-----

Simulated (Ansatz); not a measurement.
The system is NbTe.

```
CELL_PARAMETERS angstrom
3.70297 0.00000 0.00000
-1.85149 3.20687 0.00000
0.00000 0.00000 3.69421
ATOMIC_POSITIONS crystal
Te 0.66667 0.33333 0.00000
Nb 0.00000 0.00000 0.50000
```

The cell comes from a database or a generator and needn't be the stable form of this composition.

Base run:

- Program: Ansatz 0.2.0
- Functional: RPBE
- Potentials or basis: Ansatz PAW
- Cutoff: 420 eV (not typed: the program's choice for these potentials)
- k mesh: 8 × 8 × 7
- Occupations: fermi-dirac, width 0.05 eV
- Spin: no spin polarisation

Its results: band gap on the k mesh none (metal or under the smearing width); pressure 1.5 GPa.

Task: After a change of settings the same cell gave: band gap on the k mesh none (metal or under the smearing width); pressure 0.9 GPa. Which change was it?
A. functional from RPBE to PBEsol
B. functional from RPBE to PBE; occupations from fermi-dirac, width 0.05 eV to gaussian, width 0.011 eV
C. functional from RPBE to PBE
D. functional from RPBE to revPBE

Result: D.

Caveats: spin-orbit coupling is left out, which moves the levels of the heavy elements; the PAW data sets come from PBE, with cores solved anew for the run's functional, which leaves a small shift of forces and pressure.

-----

- **BRIEF**: Your answer should consist of the lines from the line with "- Potentials or basis: Ansatz PAW" to the line with "- Spin: no spin polarisation" above, repeated exactly, both ends included.

- **YOUR SOLUTION**:
- Potentials or basis: Ansatz PAW
- Cutoff: 420 eV (not typed: the program's choice for these potentials)
- k mesh: 8 × 8 × 7
- Occupations: fermi-dirac, width 0.05 eV
- Spin: no spin polarisation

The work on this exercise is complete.